▶ _BRIEF_:
Using the listing below, copy exactly the lines from the one containing "5.8 | 2.06 |" to the one containing "The strongest peak", both lines included, and no others.

▶ _INFORMATION GIVEN_:
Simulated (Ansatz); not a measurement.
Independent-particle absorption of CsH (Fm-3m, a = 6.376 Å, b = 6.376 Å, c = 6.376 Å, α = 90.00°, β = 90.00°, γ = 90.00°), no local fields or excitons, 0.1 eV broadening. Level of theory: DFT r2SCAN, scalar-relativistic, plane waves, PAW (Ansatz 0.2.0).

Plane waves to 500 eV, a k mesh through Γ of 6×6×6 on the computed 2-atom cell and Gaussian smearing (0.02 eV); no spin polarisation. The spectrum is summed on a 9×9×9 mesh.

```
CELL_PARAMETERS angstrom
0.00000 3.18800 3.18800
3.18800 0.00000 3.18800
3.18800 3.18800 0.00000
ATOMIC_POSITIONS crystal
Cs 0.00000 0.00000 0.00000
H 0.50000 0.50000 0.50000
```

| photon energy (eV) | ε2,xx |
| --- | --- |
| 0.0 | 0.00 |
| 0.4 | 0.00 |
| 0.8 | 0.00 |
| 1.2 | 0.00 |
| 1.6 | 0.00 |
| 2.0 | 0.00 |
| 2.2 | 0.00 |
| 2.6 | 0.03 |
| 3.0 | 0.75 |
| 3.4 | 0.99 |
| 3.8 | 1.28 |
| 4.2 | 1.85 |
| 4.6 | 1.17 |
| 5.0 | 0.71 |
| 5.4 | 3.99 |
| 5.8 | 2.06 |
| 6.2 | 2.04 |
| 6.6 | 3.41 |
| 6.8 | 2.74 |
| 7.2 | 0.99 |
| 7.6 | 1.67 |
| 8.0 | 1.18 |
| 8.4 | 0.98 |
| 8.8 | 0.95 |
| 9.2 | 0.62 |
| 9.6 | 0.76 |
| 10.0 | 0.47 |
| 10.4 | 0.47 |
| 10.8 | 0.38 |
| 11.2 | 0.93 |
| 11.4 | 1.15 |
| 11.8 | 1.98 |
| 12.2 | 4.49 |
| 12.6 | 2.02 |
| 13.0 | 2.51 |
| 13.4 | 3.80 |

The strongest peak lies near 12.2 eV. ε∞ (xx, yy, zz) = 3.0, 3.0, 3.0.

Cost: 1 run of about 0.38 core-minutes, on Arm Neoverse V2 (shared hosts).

▶ _WORKED SOLUTION_:
| 5.8 | 2.06 |
| 6.2 | 2.04 |
| 6.6 | 3.41 |
| 6.8 | 2.74 |
| 7.2 | 0.99 |
| 7.6 | 1.67 |
| 8.0 | 1.18 |
| 8.4 | 0.98 |
| 8.8 | 0.95 |
| 9.2 | 0.62 |
| 9.6 | 0.76 |
| 10.0 | 0.47 |
| 10.4 | 0.47 |
| 10.8 | 0.38 |
| 11.2 | 0.93 |
| 11.4 | 1.15 |
| 11.8 | 1.98 |
| 12.2 | 4.49 |
| 12.6 | 2.02 |
| 13.0 | 2.51 |
| 13.4 | 3.80 |

The strongest peak lies near 12.2 eV. ε∞ (xx, yy, zz) = 3.0, 3.0, 3.0.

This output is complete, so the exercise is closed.